━━━━━━━━━━━━━━━━━━━━

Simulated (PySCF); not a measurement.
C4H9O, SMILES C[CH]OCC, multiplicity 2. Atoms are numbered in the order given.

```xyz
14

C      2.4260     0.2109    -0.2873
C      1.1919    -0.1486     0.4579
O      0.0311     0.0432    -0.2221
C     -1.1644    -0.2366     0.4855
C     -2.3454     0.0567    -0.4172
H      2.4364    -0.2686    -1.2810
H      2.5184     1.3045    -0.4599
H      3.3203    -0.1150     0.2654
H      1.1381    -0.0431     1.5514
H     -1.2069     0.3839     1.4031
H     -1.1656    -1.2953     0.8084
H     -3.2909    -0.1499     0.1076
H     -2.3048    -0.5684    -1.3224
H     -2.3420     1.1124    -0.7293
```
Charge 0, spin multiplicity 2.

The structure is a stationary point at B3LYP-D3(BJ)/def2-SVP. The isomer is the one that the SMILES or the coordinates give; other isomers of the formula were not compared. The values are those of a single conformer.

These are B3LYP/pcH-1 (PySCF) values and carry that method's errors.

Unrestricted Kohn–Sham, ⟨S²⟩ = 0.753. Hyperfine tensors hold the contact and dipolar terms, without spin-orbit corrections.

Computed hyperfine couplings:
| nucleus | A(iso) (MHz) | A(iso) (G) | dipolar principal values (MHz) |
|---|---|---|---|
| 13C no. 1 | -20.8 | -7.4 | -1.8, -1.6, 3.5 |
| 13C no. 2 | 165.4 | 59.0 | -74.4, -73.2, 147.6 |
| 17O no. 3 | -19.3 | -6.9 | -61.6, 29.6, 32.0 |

━━━━━━━━━━━━━━━━━━━━

Your answer should consist solely of the lines above from the line with "Charge 0, spin multiplicity 2." to the line with "-73.2, 147.6 |", both included, reproduced exactly.

Charge 0, spin multiplicity 2.

The structure is a stationary point at B3LYP-D3(BJ)/def2-SVP. The isomer is the one that the SMILES or the coordinates give; other isomers of the formula were not compared. The values are those of a single conformer.

These are B3LYP/pcH-1 (PySCF) values and carry that method's errors.

Unrestricted Kohn–Sham, ⟨S²⟩ = 0.753. Hyperfine tensors hold the contact and dipolar terms, without spin-orbit corrections.

Computed hyperfine couplings:
| nucleus | A(iso) (MHz) | A(iso) (G) | dipolar principal values (MHz) |
|---|---|---|---|
| 13C no. 1 | -20.8 | -7.4 | -1.8, -1.6, 3.5 |
| 13C no. 2 | 165.4 | 59.0 | -74.4, -73.2, 147.6 |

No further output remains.